Entries shown:

════════════════

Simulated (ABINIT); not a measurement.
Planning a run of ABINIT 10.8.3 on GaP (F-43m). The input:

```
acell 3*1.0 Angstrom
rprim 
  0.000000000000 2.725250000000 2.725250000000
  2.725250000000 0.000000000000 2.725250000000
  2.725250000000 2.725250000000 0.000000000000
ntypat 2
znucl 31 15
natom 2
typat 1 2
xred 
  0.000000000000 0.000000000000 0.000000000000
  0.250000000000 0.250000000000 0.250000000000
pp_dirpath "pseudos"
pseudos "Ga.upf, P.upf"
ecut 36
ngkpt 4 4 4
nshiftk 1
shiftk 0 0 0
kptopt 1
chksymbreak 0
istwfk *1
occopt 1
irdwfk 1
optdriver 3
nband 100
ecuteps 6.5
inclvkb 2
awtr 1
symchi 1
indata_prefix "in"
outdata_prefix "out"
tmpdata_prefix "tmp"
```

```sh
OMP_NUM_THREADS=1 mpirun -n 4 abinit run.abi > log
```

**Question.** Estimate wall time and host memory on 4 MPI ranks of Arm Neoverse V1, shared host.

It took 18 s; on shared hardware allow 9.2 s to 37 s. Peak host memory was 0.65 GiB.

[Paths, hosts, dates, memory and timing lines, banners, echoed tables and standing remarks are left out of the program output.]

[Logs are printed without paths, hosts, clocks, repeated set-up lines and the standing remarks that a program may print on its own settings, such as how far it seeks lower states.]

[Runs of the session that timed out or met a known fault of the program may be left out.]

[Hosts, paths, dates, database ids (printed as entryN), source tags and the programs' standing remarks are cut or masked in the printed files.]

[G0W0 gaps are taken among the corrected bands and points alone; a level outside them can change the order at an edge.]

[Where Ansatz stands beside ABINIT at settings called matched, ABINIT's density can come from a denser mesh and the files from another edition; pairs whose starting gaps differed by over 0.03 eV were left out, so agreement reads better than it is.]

════════════════

Work item: Please reproduce the lines from the line with "[Paths, hosts, dates, memory" to the line with "[G0W0 gaps are", both ends included, exactly as they appear above.

Response box:
[Paths, hosts, dates, memory and timing lines, banners, echoed tables and standing remarks are left out of the program output.]

[Logs are printed without paths, hosts, clocks, repeated set-up lines and the standing remarks that a program may print on its own settings, such as how far it seeks lower states.]

[Runs of the session that timed out or met a known fault of the program may be left out.]

[Hosts, paths, dates, database ids (printed as entryN), source tags and the programs' standing remarks are cut or masked in the printed files.]

[G0W0 gaps are taken among the corrected bands and points alone; a level outside them can change the order at an edge.]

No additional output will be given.